→ WORK ORDER
Entries follow. Set all of them down as they stand.

→ RECORDS SHOWN

-------------------------

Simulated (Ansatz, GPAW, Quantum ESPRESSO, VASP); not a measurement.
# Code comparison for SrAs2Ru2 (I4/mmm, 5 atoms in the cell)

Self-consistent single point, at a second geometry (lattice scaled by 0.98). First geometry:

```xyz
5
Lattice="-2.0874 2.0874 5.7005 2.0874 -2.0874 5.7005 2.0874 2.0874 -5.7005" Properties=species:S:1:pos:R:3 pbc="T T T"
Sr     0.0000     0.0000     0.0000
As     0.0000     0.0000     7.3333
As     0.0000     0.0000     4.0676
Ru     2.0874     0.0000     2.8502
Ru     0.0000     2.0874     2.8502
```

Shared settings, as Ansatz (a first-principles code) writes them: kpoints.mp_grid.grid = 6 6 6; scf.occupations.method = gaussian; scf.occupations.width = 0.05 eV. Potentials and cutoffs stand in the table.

-------------------------

→ TASK RESULT
Simulated (Ansatz, GPAW, Quantum ESPRESSO, VASP); not a measurement.
# Code comparison for SrAs2Ru2 (I4/mmm, 5 atoms in the cell)

Self-consistent single point, at a second geometry (lattice scaled by 0.98). First geometry:

```xyz
5
Lattice="-2.0874 2.0874 5.7005 2.0874 -2.0874 5.7005 2.0874 2.0874 -5.7005" Properties=species:S:1:pos:R:3 pbc="T T T"
Sr     0.0000     0.0000     0.0000
As     0.0000     0.0000     7.3333
As     0.0000     0.0000     4.0676
Ru     2.0874     0.0000     2.8502
Ru     0.0000     2.0874     2.8502
```

Shared settings, as Ansatz (a first-principles code) writes them: kpoints.mp_grid.grid = 6 6 6; scf.occupations.method = gaussian; scf.occupations.width = 0.05 eV. Potentials and cutoffs stand in the table.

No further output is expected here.